Given the records below, transcribe each of them exactly.

★ ★ ★ ★ ★

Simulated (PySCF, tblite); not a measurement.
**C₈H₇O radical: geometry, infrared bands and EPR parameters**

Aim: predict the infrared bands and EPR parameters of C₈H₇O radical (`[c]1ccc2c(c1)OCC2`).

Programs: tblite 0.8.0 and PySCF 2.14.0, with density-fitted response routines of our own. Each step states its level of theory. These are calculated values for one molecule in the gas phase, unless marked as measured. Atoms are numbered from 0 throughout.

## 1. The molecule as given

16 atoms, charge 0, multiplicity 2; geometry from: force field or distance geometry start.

★ ★ ★ ★ ★

Expected answer.
Simulated (PySCF, tblite); not a measurement.
**C₈H₇O radical: geometry, infrared bands and EPR parameters**

Aim: predict the infrared bands and EPR parameters of C₈H₇O radical (`[c]1ccc2c(c1)OCC2`).

Programs: tblite 0.8.0 and PySCF 2.14.0, with density-fitted response routines of our own. Each step states its level of theory. These are calculated values for one molecule in the gas phase, unless marked as measured. Atoms are numbered from 0 throughout.

## 1. The molecule as given

16 atoms, charge 0, multiplicity 2; geometry from: force field or distance geometry start.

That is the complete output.